▶ [Dataset excerpts]
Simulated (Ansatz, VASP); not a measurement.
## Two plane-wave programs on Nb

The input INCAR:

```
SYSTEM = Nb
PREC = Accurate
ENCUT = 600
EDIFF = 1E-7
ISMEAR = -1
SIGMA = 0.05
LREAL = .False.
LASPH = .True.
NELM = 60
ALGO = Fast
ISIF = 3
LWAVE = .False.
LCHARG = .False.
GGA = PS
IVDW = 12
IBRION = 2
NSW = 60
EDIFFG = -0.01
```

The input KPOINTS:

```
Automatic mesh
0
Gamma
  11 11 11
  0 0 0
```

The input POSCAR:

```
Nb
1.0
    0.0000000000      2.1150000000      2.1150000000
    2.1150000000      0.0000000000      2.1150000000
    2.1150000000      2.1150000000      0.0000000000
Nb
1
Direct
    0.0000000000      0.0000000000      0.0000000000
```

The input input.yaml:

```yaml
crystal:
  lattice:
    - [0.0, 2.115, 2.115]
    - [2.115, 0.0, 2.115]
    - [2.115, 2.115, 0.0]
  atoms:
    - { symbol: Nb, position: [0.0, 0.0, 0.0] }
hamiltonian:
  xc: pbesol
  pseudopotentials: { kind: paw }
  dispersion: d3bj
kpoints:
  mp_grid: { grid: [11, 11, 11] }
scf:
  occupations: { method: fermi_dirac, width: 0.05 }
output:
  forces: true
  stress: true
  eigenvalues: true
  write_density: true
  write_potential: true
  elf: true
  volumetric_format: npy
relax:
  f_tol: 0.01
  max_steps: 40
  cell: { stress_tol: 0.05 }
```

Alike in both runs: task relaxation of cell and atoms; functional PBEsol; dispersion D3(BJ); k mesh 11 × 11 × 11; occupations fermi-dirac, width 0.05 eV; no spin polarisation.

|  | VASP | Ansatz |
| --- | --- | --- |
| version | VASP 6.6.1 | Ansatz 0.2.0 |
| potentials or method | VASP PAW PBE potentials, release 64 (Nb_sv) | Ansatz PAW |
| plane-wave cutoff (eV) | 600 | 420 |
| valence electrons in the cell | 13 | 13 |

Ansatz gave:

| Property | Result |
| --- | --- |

▶ [Work item] Your task is to transcribe, with no changes, only the lines of the listing above that lie between the line holding "VASP | Ansatz |" and the line holding "Property | Result |", inclusive.

▶ [Answer section]
|  | VASP | Ansatz |
| --- | --- | --- |
| version | VASP 6.6.1 | Ansatz 0.2.0 |
| potentials or method | VASP PAW PBE potentials, release 64 (Nb_sv) | Ansatz PAW |
| plane-wave cutoff (eV) | 600 | 420 |
| valence electrons in the cell | 13 | 13 |

Ansatz gave:

| Property | Result |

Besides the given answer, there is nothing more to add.